PROVIDED DATA
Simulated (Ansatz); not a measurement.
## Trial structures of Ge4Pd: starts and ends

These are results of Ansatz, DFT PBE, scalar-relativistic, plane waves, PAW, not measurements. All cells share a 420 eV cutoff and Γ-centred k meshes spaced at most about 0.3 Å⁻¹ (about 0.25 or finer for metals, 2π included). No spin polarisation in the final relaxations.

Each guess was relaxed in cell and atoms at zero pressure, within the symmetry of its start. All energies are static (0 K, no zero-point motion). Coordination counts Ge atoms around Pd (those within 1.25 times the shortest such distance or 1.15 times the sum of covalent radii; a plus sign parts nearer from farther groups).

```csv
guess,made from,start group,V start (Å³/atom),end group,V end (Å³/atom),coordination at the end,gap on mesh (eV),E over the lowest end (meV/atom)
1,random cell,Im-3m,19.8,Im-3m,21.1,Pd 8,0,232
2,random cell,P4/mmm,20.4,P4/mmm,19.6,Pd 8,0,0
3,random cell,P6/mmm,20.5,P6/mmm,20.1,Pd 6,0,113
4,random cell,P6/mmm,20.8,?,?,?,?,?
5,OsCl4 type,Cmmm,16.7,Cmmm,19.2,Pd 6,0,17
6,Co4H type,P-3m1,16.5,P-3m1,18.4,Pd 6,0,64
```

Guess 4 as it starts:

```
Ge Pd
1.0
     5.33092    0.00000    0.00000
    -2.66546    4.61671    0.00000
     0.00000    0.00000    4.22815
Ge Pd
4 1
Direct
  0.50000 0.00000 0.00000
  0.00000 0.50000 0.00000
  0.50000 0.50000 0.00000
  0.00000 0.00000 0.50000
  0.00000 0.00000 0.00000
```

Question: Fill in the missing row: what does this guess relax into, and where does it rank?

WORK TASK
Retype every line up to and including the one that contains "These are results", beginning at the first line of the records, with no edits.

TASK OUTPUT
Simulated (Ansatz); not a measurement.
## Trial structures of Ge4Pd: starts and ends

These are results of Ansatz, DFT PBE, scalar-relativistic, plane waves, PAW, not measurements. All cells share a 420 eV cutoff and Γ-centred k meshes spaced at most about 0.3 Å⁻¹ (about 0.25 or finer for metals, 2π included). No spin polarisation in the final relaxations.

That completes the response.